## ACTION ITEM
Each line of the listing below must be retyped as given.

*** SOURCE MATERIAL
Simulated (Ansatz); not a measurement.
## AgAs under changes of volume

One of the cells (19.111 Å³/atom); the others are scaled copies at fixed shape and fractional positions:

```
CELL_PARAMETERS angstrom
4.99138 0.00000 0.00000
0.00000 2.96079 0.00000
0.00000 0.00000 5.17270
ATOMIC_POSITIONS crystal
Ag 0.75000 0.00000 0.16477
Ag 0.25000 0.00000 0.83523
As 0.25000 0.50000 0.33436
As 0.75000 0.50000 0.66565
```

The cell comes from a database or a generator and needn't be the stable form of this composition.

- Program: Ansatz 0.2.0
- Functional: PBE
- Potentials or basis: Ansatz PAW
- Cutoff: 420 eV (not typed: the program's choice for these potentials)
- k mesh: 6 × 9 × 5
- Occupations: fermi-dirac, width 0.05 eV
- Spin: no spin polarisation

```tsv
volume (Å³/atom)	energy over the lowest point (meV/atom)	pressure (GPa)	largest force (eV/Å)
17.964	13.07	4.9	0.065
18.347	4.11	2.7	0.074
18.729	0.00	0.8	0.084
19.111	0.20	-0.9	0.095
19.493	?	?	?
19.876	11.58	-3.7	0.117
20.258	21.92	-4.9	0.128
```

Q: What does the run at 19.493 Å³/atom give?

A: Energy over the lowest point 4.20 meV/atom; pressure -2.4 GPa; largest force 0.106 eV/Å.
******

## ANSWER SPACE
Simulated (Ansatz); not a measurement.
## AgAs under changes of volume

One of the cells (19.111 Å³/atom); the others are scaled copies at fixed shape and fractional positions:

```
CELL_PARAMETERS angstrom
4.99138 0.00000 0.00000
0.00000 2.96079 0.00000
0.00000 0.00000 5.17270
ATOMIC_POSITIONS crystal
Ag 0.75000 0.00000 0.16477
Ag 0.25000 0.00000 0.83523
As 0.25000 0.50000 0.33436
As 0.75000 0.50000 0.66565
```

The cell comes from a database or a generator and needn't be the stable form of this composition.

- Program: Ansatz 0.2.0
- Functional: PBE
- Potentials or basis: Ansatz PAW
- Cutoff: 420 eV (not typed: the program's choice for these potentials)
- k mesh: 6 × 9 × 5
- Occupations: fermi-dirac, width 0.05 eV
- Spin: no spin polarisation

```tsv
volume (Å³/atom)	energy over the lowest point (meV/atom)	pressure (GPa)	largest force (eV/Å)
17.964	13.07	4.9	0.065
18.347	4.11	2.7	0.074
18.729	0.00	0.8	0.084
19.111	0.20	-0.9	0.095
19.493	?	?	?
19.876	11.58	-3.7	0.117
20.258	21.92	-4.9	0.128
```

Q: What does the run at 19.493 Å³/atom give?

A: Energy over the lowest point 4.20 meV/atom; pressure -2.4 GPa; largest force 0.106 eV/Å.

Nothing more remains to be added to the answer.